▶ _Activity_:
Only the lines from the top of the following listing through the line with "Atoms: Zn1, O2, H3, O4, H5." belong in your answer, exactly as written.

▶ _Information_:
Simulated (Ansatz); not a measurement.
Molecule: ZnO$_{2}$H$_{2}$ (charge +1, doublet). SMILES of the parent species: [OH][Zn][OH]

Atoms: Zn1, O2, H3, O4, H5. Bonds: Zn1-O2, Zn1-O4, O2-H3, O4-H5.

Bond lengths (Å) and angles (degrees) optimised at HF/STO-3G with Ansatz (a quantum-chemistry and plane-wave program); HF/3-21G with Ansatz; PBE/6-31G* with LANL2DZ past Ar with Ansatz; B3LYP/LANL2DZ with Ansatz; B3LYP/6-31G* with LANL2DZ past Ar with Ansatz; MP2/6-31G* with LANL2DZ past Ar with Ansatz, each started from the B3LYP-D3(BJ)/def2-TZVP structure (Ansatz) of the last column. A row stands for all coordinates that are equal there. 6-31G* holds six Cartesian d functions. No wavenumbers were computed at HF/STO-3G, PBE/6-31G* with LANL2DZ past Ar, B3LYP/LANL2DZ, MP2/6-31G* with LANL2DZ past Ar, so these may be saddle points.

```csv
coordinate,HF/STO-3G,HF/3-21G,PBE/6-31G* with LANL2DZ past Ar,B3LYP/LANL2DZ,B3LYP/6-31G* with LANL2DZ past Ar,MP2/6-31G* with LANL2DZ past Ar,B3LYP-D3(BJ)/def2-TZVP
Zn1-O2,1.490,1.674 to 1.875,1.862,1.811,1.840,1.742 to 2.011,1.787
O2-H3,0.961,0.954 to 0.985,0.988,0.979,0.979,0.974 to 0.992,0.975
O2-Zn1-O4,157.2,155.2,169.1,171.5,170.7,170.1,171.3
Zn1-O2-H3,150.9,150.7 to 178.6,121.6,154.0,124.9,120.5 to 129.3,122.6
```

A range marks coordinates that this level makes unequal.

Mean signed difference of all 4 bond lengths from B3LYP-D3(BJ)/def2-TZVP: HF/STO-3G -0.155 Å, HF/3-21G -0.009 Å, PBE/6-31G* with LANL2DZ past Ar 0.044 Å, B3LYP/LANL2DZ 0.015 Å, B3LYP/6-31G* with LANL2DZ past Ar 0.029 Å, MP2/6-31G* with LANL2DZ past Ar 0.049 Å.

▶ _Answer section_:
Simulated (Ansatz); not a measurement.
Molecule: ZnO$_{2}$H$_{2}$ (charge +1, doublet). SMILES of the parent species: [OH][Zn][OH]

Atoms: Zn1, O2, H3, O4, H5. Bonds: Zn1-O2, Zn1-O4, O2-H3, O4-H5.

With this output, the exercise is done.